▶ [Required action]:
Write out exactly what each line says, starting with the first line below and ending on the one with "Band gap on the k mesh 0.86".

=-=-=-=-=
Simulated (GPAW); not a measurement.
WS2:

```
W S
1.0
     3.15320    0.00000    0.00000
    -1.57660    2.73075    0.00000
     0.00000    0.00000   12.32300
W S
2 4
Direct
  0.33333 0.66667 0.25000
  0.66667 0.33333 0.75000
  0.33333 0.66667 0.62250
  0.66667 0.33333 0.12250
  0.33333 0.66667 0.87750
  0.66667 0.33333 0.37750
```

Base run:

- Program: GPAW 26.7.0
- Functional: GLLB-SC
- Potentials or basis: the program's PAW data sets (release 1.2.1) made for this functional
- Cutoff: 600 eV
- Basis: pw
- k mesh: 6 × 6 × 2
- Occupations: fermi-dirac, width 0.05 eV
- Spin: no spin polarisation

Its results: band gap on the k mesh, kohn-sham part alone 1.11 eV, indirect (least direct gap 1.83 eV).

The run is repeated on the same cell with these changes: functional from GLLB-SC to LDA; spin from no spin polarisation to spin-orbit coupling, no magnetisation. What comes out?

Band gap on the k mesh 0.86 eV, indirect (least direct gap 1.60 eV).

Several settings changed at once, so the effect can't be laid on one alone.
=-=-=-=-=

▶ [Answer section]:
Simulated (GPAW); not a measurement.
WS2:

```
W S
1.0
     3.15320    0.00000    0.00000
    -1.57660    2.73075    0.00000
     0.00000    0.00000   12.32300
W S
2 4
Direct
  0.33333 0.66667 0.25000
  0.66667 0.33333 0.75000
  0.33333 0.66667 0.62250
  0.66667 0.33333 0.12250
  0.33333 0.66667 0.87750
  0.66667 0.33333 0.37750
```

Base run:

- Program: GPAW 26.7.0
- Functional: GLLB-SC
- Potentials or basis: the program's PAW data sets (release 1.2.1) made for this functional
- Cutoff: 600 eV
- Basis: pw
- k mesh: 6 × 6 × 2
- Occupations: fermi-dirac, width 0.05 eV
- Spin: no spin polarisation

Its results: band gap on the k mesh, kohn-sham part alone 1.11 eV, indirect (least direct gap 1.83 eV).

The run is repeated on the same cell with these changes: functional from GLLB-SC to LDA; spin from no spin polarisation to spin-orbit coupling, no magnetisation. What comes out?

Band gap on the k mesh 0.86 eV, indirect (least direct gap 1.60 eV).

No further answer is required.